### Requirement
Every line of the material below, from the top through the line with "## (1) Starting point", should be reproduced exactly.

....................

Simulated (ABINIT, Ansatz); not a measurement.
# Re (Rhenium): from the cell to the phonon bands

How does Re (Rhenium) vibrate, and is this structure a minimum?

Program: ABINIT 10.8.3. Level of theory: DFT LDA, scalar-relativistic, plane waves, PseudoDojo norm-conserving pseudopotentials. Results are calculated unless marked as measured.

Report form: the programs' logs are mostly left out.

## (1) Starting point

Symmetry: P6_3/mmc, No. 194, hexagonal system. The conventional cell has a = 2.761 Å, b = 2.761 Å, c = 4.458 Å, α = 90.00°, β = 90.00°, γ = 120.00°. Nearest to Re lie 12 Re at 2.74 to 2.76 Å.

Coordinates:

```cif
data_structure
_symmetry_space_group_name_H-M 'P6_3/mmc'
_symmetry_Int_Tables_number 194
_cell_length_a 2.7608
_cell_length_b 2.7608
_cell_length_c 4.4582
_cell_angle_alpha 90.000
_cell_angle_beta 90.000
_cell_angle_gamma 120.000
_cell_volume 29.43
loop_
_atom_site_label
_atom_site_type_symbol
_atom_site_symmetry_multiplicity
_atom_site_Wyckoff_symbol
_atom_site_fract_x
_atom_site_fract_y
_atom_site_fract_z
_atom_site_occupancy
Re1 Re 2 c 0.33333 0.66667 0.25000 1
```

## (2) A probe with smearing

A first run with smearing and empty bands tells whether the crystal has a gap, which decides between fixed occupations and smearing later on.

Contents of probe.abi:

....................

### Exercise solution
Simulated (ABINIT, Ansatz); not a measurement.
# Re (Rhenium): from the cell to the phonon bands

How does Re (Rhenium) vibrate, and is this structure a minimum?

Program: ABINIT 10.8.3. Level of theory: DFT LDA, scalar-relativistic, plane waves, PseudoDojo norm-conserving pseudopotentials. Results are calculated unless marked as measured.

Report form: the programs' logs are mostly left out.

## (1) Starting point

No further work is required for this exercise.